**WORK INSTRUCTION**. Nothing is needed except the lines below that run from the one with "Ge₁₆N: molecular dynamics (part 3 of 3)" through the one with "Continued. System: Ge₁₆N", repeated exactly.

**INPUT DATA**.
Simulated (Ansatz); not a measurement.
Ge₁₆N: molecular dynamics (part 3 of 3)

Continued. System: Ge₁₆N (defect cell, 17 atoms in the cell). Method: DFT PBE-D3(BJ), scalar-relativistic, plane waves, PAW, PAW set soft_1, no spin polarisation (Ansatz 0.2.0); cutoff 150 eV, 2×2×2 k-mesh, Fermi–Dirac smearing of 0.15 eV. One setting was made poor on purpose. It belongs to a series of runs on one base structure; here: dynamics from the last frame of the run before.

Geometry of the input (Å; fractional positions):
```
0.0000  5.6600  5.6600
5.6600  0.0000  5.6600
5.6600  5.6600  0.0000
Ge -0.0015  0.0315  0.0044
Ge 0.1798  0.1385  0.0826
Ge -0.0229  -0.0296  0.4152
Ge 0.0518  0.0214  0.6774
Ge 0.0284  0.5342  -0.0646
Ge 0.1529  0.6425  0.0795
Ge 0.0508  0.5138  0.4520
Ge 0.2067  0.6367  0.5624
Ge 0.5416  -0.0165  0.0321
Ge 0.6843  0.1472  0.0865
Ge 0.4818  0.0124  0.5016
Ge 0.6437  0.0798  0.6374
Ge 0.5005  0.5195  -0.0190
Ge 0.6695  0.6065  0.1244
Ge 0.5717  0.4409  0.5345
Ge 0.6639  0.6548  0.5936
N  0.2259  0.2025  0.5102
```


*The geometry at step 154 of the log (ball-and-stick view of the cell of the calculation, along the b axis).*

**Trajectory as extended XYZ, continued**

**RESPONSE**.
Ge₁₆N: molecular dynamics (part 3 of 3)

Continued. System: Ge₁₆N (defect cell, 17 atoms in the cell). Method: DFT PBE-D3(BJ), scalar-relativistic, plane waves, PAW, PAW set soft_1, no spin polarisation (Ansatz 0.2.0); cutoff 150 eV, 2×2×2 k-mesh, Fermi–Dirac smearing of 0.15 eV. One setting was made poor on purpose. It belongs to a series of runs on one base structure; here: dynamics from the last frame of the run before.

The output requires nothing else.